Work request: Reproduce exactly, and only, the lines running from the start of the entries below to the line containing "-6.1 | -0.23 |".

Record extracts:
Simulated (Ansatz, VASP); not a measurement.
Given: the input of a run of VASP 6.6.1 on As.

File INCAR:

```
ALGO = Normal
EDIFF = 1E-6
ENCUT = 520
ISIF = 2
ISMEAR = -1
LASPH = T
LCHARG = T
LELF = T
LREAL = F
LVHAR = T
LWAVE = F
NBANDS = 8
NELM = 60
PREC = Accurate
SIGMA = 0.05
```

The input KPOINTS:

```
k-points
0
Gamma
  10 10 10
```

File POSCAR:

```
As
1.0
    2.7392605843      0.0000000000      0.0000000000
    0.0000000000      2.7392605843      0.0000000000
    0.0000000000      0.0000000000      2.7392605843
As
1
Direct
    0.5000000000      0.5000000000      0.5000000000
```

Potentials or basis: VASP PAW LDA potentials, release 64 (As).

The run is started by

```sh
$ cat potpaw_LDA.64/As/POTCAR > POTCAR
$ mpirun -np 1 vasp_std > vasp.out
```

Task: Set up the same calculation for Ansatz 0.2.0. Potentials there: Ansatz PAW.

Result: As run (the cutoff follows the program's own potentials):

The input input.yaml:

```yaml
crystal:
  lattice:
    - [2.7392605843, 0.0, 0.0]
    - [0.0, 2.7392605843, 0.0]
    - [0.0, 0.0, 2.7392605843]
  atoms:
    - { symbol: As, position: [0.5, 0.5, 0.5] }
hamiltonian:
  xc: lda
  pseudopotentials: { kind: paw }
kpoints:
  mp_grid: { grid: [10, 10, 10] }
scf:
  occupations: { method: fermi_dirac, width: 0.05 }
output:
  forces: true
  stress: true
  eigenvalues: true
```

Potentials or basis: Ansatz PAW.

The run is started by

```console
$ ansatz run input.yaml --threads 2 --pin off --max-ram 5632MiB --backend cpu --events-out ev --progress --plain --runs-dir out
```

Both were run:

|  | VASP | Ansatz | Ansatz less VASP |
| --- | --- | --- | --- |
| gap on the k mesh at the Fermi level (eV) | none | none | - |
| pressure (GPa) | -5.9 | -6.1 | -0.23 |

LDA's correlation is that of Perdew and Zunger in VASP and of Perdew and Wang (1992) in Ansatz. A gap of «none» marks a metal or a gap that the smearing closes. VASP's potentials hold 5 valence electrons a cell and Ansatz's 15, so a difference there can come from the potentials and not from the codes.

Exercise output:
Simulated (Ansatz, VASP); not a measurement.
Given: the input of a run of VASP 6.6.1 on As.

File INCAR:

```
ALGO = Normal
EDIFF = 1E-6
ENCUT = 520
ISIF = 2
ISMEAR = -1
LASPH = T
LCHARG = T
LELF = T
LREAL = F
LVHAR = T
LWAVE = F
NBANDS = 8
NELM = 60
PREC = Accurate
SIGMA = 0.05
```

The input KPOINTS:

```
k-points
0
Gamma
  10 10 10
```

File POSCAR:

```
As
1.0
    2.7392605843      0.0000000000      0.0000000000
    0.0000000000      2.7392605843      0.0000000000
    0.0000000000      0.0000000000      2.7392605843
As
1
Direct
    0.5000000000      0.5000000000      0.5000000000
```

Potentials or basis: VASP PAW LDA potentials, release 64 (As).

The run is started by

```sh
$ cat potpaw_LDA.64/As/POTCAR > POTCAR
$ mpirun -np 1 vasp_std > vasp.out
```

Task: Set up the same calculation for Ansatz 0.2.0. Potentials there: Ansatz PAW.

Result: As run (the cutoff follows the program's own potentials):

The input input.yaml:

```yaml
crystal:
  lattice:
    - [2.7392605843, 0.0, 0.0]
    - [0.0, 2.7392605843, 0.0]
    - [0.0, 0.0, 2.7392605843]
  atoms:
    - { symbol: As, position: [0.5, 0.5, 0.5] }
hamiltonian:
  xc: lda
  pseudopotentials: { kind: paw }
kpoints:
  mp_grid: { grid: [10, 10, 10] }
scf:
  occupations: { method: fermi_dirac, width: 0.05 }
output:
  forces: true
  stress: true
  eigenvalues: true
```

Potentials or basis: Ansatz PAW.

The run is started by

```console
$ ansatz run input.yaml --threads 2 --pin off --max-ram 5632MiB --backend cpu --events-out ev --progress --plain --runs-dir out
```

Both were run:

|  | VASP | Ansatz | Ansatz less VASP |
| --- | --- | --- | --- |
| gap on the k mesh at the Fermi level (eV) | none | none | - |
| pressure (GPa) | -5.9 | -6.1 | -0.23 |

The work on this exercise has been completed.